• **Assigned task**: Your reply should consist solely of the lines from the start of the material below through the line containing "VASP | Ansatz |", reproduced exactly.

· · ·

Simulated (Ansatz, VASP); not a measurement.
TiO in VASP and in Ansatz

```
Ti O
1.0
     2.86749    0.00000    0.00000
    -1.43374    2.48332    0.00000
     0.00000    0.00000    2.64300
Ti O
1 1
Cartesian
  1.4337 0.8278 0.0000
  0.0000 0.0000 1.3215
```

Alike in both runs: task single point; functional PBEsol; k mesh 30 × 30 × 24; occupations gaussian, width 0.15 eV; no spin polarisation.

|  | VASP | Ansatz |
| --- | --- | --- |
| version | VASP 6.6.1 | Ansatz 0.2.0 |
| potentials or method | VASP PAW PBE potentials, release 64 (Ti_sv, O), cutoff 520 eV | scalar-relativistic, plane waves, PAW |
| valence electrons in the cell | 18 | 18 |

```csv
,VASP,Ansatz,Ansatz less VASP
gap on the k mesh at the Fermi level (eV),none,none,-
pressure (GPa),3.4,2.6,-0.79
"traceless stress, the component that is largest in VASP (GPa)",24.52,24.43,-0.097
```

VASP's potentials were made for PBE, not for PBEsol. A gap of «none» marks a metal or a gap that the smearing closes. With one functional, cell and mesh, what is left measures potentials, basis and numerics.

· · ·

• **Expected answer**:
Simulated (Ansatz, VASP); not a measurement.
TiO in VASP and in Ansatz

```
Ti O
1.0
     2.86749    0.00000    0.00000
    -1.43374    2.48332    0.00000
     0.00000    0.00000    2.64300
Ti O
1 1
Cartesian
  1.4337 0.8278 0.0000
  0.0000 0.0000 1.3215
```

Alike in both runs: task single point; functional PBEsol; k mesh 30 × 30 × 24; occupations gaussian, width 0.15 eV; no spin polarisation.

|  | VASP | Ansatz |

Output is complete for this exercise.